*Work task*: Every line below between the line holding "Method: chemical equilibrium" and the line holding "Figure: Equilibrium gas", inclusive, should be repeated exactly, and all other lines omitted.

[Material supplied]

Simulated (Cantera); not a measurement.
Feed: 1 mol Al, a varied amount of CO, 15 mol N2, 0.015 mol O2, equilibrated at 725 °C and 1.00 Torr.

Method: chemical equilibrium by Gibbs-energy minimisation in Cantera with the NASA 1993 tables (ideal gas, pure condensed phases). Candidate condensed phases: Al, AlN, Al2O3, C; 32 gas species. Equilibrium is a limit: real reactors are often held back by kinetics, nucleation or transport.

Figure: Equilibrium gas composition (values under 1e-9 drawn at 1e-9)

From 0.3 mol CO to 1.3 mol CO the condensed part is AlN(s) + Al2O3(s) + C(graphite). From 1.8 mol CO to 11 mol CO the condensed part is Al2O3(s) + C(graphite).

[/Material supplied]

*Response box*:
Method: chemical equilibrium by Gibbs-energy minimisation in Cantera with the NASA 1993 tables (ideal gas, pure condensed phases). Candidate condensed phases: Al, AlN, Al2O3, C; 32 gas species. Equilibrium is a limit: real reactors are often held back by kinetics, nucleation or transport.

Figure: Equilibrium gas composition (values under 1e-9 drawn at 1e-9)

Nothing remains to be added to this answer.